DATASET RECORDS:
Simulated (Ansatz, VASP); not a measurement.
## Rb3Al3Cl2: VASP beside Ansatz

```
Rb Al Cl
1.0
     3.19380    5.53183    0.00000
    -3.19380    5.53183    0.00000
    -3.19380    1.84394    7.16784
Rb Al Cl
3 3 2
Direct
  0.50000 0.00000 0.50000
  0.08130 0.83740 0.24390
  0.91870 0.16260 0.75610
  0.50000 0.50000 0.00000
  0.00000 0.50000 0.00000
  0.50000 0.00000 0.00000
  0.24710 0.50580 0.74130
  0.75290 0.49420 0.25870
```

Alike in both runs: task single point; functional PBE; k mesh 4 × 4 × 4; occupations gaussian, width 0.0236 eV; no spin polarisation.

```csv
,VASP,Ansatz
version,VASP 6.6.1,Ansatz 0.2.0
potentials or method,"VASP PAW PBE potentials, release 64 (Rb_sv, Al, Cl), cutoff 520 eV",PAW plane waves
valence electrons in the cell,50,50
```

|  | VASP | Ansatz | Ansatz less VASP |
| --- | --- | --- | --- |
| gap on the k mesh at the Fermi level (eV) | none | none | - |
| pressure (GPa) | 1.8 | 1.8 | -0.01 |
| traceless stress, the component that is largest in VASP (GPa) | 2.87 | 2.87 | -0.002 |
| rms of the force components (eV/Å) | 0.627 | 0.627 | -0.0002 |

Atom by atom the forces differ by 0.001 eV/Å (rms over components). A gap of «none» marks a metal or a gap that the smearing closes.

REQUIREMENT: Include the first line, the line containing "0.627 | -0.0002 |", and every line between them, copied exactly from the material above; output no other line.

EXERCISE RESPONSE:
Simulated (Ansatz, VASP); not a measurement.
## Rb3Al3Cl2: VASP beside Ansatz

```
Rb Al Cl
1.0
     3.19380    5.53183    0.00000
    -3.19380    5.53183    0.00000
    -3.19380    1.84394    7.16784
Rb Al Cl
3 3 2
Direct
  0.50000 0.00000 0.50000
  0.08130 0.83740 0.24390
  0.91870 0.16260 0.75610
  0.50000 0.50000 0.00000
  0.00000 0.50000 0.00000
  0.50000 0.00000 0.00000
  0.24710 0.50580 0.74130
  0.75290 0.49420 0.25870
```

Alike in both runs: task single point; functional PBE; k mesh 4 × 4 × 4; occupations gaussian, width 0.0236 eV; no spin polarisation.

```csv
,VASP,Ansatz
version,VASP 6.6.1,Ansatz 0.2.0
potentials or method,"VASP PAW PBE potentials, release 64 (Rb_sv, Al, Cl), cutoff 520 eV",PAW plane waves
valence electrons in the cell,50,50
```

|  | VASP | Ansatz | Ansatz less VASP |
| --- | --- | --- | --- |
| gap on the k mesh at the Fermi level (eV) | none | none | - |
| pressure (GPa) | 1.8 | 1.8 | -0.01 |
| traceless stress, the component that is largest in VASP (GPa) | 2.87 | 2.87 | -0.002 |
| rms of the force components (eV/Å) | 0.627 | 0.627 | -0.0002 |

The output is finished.